# ASSIGNED TASK:
Transcribe the lines from the start of the data below through the line with "Task: At 1925", word for word and nothing more.

# EXTRACTED DATA:
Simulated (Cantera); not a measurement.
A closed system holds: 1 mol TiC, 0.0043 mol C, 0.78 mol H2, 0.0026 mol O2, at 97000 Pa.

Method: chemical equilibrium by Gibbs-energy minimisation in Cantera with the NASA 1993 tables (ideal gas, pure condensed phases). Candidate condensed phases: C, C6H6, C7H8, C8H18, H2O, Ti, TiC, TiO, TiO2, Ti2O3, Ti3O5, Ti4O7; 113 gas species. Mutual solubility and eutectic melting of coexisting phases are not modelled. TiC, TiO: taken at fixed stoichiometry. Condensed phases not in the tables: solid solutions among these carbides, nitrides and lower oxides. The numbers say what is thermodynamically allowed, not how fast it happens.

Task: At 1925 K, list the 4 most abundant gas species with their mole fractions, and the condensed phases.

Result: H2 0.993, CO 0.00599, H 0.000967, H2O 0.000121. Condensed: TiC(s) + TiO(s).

# TASK RESULT:
Simulated (Cantera); not a measurement.
A closed system holds: 1 mol TiC, 0.0043 mol C, 0.78 mol H2, 0.0026 mol O2, at 97000 Pa.

Method: chemical equilibrium by Gibbs-energy minimisation in Cantera with the NASA 1993 tables (ideal gas, pure condensed phases). Candidate condensed phases: C, C6H6, C7H8, C8H18, H2O, Ti, TiC, TiO, TiO2, Ti2O3, Ti3O5, Ti4O7; 113 gas species. Mutual solubility and eutectic melting of coexisting phases are not modelled. TiC, TiO: taken at fixed stoichiometry. Condensed phases not in the tables: solid solutions among these carbides, nitrides and lower oxides. The numbers say what is thermodynamically allowed, not how fast it happens.

Task: At 1925 K, list the 4 most abundant gas species with their mole fractions, and the condensed phases.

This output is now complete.